*Work item*.
Keeping every character in place, output all the data.

*** Data records Section Begins ***

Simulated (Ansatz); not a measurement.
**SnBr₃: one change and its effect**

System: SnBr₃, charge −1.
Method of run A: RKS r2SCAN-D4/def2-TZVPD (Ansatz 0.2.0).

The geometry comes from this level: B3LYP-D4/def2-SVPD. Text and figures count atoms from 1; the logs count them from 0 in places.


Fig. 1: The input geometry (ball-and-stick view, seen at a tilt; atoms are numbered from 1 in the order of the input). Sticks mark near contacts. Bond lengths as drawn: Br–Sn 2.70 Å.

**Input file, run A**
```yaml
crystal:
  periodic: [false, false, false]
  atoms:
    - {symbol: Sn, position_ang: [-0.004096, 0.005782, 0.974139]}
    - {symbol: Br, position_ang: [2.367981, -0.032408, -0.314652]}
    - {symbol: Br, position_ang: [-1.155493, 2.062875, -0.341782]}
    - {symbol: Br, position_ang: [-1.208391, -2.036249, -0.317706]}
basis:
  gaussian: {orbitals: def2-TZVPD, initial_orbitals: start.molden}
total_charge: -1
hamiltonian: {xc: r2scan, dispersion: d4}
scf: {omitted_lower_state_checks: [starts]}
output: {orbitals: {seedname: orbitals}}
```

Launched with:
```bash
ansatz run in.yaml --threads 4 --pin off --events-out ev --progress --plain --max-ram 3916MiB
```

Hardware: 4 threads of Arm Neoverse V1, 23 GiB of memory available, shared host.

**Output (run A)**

*** Data records Section Ends ***

*Your solution*.
Simulated (Ansatz); not a measurement.
**SnBr₃: one change and its effect**

System: SnBr₃, charge −1.
Method of run A: RKS r2SCAN-D4/def2-TZVPD (Ansatz 0.2.0).

The geometry comes from this level: B3LYP-D4/def2-SVPD. Text and figures count atoms from 1; the logs count them from 0 in places.


Fig. 1: The input geometry (ball-and-stick view, seen at a tilt; atoms are numbered from 1 in the order of the input). Sticks mark near contacts. Bond lengths as drawn: Br–Sn 2.70 Å.

**Input file, run A**
```yaml
crystal:
  periodic: [false, false, false]
  atoms:
    - {symbol: Sn, position_ang: [-0.004096, 0.005782, 0.974139]}
    - {symbol: Br, position_ang: [2.367981, -0.032408, -0.314652]}
    - {symbol: Br, position_ang: [-1.155493, 2.062875, -0.341782]}
    - {symbol: Br, position_ang: [-1.208391, -2.036249, -0.317706]}
basis:
  gaussian: {orbitals: def2-TZVPD, initial_orbitals: start.molden}
total_charge: -1
hamiltonian: {xc: r2scan, dispersion: d4}
scf: {omitted_lower_state_checks: [starts]}
output: {orbitals: {seedname: orbitals}}
```

Launched with:
```bash
ansatz run in.yaml --threads 4 --pin off --events-out ev --progress --plain --max-ram 3916MiB
```

Hardware: 4 threads of Arm Neoverse V1, 23 GiB of memory available, shared host.

**Output (run A)**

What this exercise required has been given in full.